**BRIEF**
Print the first line of the data below and every one after it, through the line containing "Atoms are numbered in the order listed.", exactly as written.

**PROVIDED INFORMATION**
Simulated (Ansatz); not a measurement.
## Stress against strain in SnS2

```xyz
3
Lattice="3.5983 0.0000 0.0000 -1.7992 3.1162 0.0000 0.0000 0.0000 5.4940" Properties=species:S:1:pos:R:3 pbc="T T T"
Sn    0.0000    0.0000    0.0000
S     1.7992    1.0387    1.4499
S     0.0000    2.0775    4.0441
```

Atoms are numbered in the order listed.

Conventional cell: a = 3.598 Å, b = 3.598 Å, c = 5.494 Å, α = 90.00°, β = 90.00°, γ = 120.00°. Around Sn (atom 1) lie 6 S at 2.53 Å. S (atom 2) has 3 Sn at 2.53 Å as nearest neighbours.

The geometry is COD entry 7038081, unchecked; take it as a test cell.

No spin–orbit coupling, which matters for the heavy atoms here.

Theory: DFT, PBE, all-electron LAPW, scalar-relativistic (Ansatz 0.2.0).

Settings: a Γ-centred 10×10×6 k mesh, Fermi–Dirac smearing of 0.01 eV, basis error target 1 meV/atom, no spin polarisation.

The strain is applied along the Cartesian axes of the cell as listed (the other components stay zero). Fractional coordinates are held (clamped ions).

**TASK RESPONSE**
Simulated (Ansatz); not a measurement.
## Stress against strain in SnS2

```xyz
3
Lattice="3.5983 0.0000 0.0000 -1.7992 3.1162 0.0000 0.0000 0.0000 5.4940" Properties=species:S:1:pos:R:3 pbc="T T T"
Sn    0.0000    0.0000    0.0000
S     1.7992    1.0387    1.4499
S     0.0000    2.0775    4.0441
```

Atoms are numbered in the order listed.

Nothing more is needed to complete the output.